| EXCERPTED RECORDS |
····················
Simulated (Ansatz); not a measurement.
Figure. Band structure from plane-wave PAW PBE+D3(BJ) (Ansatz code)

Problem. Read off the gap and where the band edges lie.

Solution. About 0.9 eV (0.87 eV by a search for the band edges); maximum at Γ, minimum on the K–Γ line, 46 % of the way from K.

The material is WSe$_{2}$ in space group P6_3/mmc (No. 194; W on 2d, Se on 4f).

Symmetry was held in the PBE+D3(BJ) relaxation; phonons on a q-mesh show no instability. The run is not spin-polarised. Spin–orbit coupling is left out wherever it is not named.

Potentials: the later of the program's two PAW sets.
····················

| BRIEF |
Including any blank lines, repeat the data exactly.

| ANSWER SECTION |
Simulated (Ansatz); not a measurement.
Figure. Band structure from plane-wave PAW PBE+D3(BJ) (Ansatz code)

Problem. Read off the gap and where the band edges lie.

Solution. About 0.9 eV (0.87 eV by a search for the band edges); maximum at Γ, minimum on the K–Γ line, 46 % of the way from K.

The material is WSe$_{2}$ in space group P6_3/mmc (No. 194; W on 2d, Se on 4f).

Symmetry was held in the PBE+D3(BJ) relaxation; phonons on a q-mesh show no instability. The run is not spin-polarised. Spin–orbit coupling is left out wherever it is not named.

Potentials: the later of the program's two PAW sets.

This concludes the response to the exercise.